Activity: What you give back must match the records below exactly.

Data section:
########################################

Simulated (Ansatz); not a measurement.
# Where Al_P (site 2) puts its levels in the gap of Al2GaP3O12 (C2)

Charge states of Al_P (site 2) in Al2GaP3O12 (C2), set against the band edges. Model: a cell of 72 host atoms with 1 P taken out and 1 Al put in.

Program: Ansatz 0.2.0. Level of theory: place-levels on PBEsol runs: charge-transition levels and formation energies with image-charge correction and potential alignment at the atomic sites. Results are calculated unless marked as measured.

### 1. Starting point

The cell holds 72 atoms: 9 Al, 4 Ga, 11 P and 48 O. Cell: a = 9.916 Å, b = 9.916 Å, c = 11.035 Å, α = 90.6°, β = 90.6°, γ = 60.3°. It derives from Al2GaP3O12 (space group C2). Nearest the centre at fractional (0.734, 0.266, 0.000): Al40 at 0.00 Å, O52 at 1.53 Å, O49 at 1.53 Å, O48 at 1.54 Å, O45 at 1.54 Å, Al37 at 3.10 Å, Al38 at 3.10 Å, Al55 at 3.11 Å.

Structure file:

########################################

Exercise result:
Simulated (Ansatz); not a measurement.
# Where Al_P (site 2) puts its levels in the gap of Al2GaP3O12 (C2)

Charge states of Al_P (site 2) in Al2GaP3O12 (C2), set against the band edges. Model: a cell of 72 host atoms with 1 P taken out and 1 Al put in.

Program: Ansatz 0.2.0. Level of theory: place-levels on PBEsol runs: charge-transition levels and formation energies with image-charge correction and potential alignment at the atomic sites. Results are calculated unless marked as measured.

### 1. Starting point

The cell holds 72 atoms: 9 Al, 4 Ga, 11 P and 48 O. Cell: a = 9.916 Å, b = 9.916 Å, c = 11.035 Å, α = 90.6°, β = 90.6°, γ = 60.3°. It derives from Al2GaP3O12 (space group C2). Nearest the centre at fractional (0.734, 0.266, 0.000): Al40 at 0.00 Å, O52 at 1.53 Å, O49 at 1.53 Å, O48 at 1.54 Å, O45 at 1.54 Å, Al37 at 3.10 Å, Al38 at 3.10 Å, Al55 at 3.11 Å.

Structure file:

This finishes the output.